#### Work item
Your task is to transcribe the entries below exactly, from their first line down to the line containing "Problem. Estimate the wall time of this run.", and to stop there.

START Data section

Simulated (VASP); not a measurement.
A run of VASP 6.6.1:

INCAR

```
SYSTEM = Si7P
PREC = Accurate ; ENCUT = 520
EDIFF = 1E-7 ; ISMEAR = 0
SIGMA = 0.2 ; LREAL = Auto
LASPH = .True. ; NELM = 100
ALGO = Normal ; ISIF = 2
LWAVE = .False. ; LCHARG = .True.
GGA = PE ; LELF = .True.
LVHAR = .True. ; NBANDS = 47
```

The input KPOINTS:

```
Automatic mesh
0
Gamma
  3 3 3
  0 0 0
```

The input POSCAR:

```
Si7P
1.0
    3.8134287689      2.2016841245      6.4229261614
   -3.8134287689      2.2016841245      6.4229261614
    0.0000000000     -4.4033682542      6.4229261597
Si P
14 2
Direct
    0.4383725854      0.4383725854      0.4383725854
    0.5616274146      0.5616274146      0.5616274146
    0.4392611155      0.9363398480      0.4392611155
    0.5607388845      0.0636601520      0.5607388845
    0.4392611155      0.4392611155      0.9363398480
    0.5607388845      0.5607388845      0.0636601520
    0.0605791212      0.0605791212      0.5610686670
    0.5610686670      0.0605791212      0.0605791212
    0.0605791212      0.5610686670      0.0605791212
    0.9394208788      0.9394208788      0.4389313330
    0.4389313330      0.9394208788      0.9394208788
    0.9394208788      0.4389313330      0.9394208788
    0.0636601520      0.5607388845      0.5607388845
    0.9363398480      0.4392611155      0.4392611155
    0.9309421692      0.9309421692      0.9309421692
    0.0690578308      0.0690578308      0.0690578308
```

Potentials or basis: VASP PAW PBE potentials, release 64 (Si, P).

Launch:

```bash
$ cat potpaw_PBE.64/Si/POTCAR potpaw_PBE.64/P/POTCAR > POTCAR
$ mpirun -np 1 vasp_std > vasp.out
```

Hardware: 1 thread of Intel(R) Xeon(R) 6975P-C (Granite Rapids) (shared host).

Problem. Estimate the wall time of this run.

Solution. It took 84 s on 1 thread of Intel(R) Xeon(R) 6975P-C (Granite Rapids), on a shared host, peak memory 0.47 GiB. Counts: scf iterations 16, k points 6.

END Data section

#### Your response
Simulated (VASP); not a measurement.
A run of VASP 6.6.1:

INCAR

```
SYSTEM = Si7P
PREC = Accurate ; ENCUT = 520
EDIFF = 1E-7 ; ISMEAR = 0
SIGMA = 0.2 ; LREAL = Auto
LASPH = .True. ; NELM = 100
ALGO = Normal ; ISIF = 2
LWAVE = .False. ; LCHARG = .True.
GGA = PE ; LELF = .True.
LVHAR = .True. ; NBANDS = 47
```

The input KPOINTS:

```
Automatic mesh
0
Gamma
  3 3 3
  0 0 0
```

The input POSCAR:

```
Si7P
1.0
    3.8134287689      2.2016841245      6.4229261614
   -3.8134287689      2.2016841245      6.4229261614
    0.0000000000     -4.4033682542      6.4229261597
Si P
14 2
Direct
    0.4383725854      0.4383725854      0.4383725854
    0.5616274146      0.5616274146      0.5616274146
    0.4392611155      0.9363398480      0.4392611155
    0.5607388845      0.0636601520      0.5607388845
    0.4392611155      0.4392611155      0.9363398480
    0.5607388845      0.5607388845      0.0636601520
    0.0605791212      0.0605791212      0.5610686670
    0.5610686670      0.0605791212      0.0605791212
    0.0605791212      0.5610686670      0.0605791212
    0.9394208788      0.9394208788      0.4389313330
    0.4389313330      0.9394208788      0.9394208788
    0.9394208788      0.4389313330      0.9394208788
    0.0636601520      0.5607388845      0.5607388845
    0.9363398480      0.4392611155      0.4392611155
    0.9309421692      0.9309421692      0.9309421692
    0.0690578308      0.0690578308      0.0690578308
```

Potentials or basis: VASP PAW PBE potentials, release 64 (Si, P).

Launch:

```bash
$ cat potpaw_PBE.64/Si/POTCAR potpaw_PBE.64/P/POTCAR > POTCAR
$ mpirun -np 1 vasp_std > vasp.out
```

Hardware: 1 thread of Intel(R) Xeon(R) 6975P-C (Granite Rapids) (shared host).

Problem. Estimate the wall time of this run.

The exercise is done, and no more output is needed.